=== Dataset records ===

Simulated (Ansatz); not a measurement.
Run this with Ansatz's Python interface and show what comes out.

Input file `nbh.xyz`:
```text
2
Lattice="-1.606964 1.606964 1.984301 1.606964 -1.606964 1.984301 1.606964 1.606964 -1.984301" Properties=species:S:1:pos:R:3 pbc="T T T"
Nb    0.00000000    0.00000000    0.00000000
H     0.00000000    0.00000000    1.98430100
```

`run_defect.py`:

===

■ Exercise: Repeat the entries. Keep each one exactly as written.

■ Problem solution:
Simulated (Ansatz); not a measurement.
Run this with Ansatz's Python interface and show what comes out.

Input file `nbh.xyz`:
```text
2
Lattice="-1.606964 1.606964 1.984301 1.606964 -1.606964 1.984301 1.606964 1.606964 -1.984301" Properties=species:S:1:pos:R:3 pbc="T T T"
Nb    0.00000000    0.00000000    0.00000000
H     0.00000000    0.00000000    1.98430100
```

`run_defect.py`:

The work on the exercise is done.